= Work item =
Restate the records below word for word, leaving nothing out.

= Data supplied =
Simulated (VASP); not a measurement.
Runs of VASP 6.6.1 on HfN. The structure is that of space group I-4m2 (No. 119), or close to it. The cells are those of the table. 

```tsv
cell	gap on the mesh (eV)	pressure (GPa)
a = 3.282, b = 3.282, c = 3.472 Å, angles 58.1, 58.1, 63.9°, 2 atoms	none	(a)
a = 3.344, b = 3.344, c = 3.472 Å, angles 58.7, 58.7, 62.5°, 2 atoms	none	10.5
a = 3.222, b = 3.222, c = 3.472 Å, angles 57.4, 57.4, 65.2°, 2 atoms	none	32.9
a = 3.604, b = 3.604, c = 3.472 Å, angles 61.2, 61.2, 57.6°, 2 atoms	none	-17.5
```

= Task solution =
Simulated (VASP); not a measurement.
Runs of VASP 6.6.1 on HfN. The structure is that of space group I-4m2 (No. 119), or close to it. The cells are those of the table. 

```tsv
cell	gap on the mesh (eV)	pressure (GPa)
a = 3.282, b = 3.282, c = 3.472 Å, angles 58.1, 58.1, 63.9°, 2 atoms	none	(a)
a = 3.344, b = 3.344, c = 3.472 Å, angles 58.7, 58.7, 62.5°, 2 atoms	none	10.5
a = 3.222, b = 3.222, c = 3.472 Å, angles 57.4, 57.4, 65.2°, 2 atoms	none	32.9
a = 3.604, b = 3.604, c = 3.472 Å, angles 61.2, 61.2, 57.6°, 2 atoms	none	-17.5
```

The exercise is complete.